- _WORK INSTRUCTION_: Give the data again in full, with every character unchanged.

- _SUPPLIED MATERIAL_:
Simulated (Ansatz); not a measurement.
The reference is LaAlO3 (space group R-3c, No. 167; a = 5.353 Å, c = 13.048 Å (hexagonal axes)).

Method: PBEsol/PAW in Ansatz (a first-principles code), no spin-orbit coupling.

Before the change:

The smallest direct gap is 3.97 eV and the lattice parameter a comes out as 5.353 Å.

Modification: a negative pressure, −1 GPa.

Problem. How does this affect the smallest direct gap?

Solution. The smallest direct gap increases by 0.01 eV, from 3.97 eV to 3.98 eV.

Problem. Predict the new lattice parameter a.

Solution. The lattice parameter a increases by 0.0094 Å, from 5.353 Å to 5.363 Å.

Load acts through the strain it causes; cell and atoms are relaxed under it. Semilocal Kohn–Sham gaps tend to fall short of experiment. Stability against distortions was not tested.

- _EXPECTED ANSWER_:
Simulated (Ansatz); not a measurement.
The reference is LaAlO3 (space group R-3c, No. 167; a = 5.353 Å, c = 13.048 Å (hexagonal axes)).

Method: PBEsol/PAW in Ansatz (a first-principles code), no spin-orbit coupling.

Before the change:

The smallest direct gap is 3.97 eV and the lattice parameter a comes out as 5.353 Å.

Modification: a negative pressure, −1 GPa.

Problem. How does this affect the smallest direct gap?

Solution. The smallest direct gap increases by 0.01 eV, from 3.97 eV to 3.98 eV.

Problem. Predict the new lattice parameter a.

Solution. The lattice parameter a increases by 0.0094 Å, from 5.353 Å to 5.363 Å.

Load acts through the strain it causes; cell and atoms are relaxed under it. Semilocal Kohn–Sham gaps tend to fall short of experiment. Stability against distortions was not tested.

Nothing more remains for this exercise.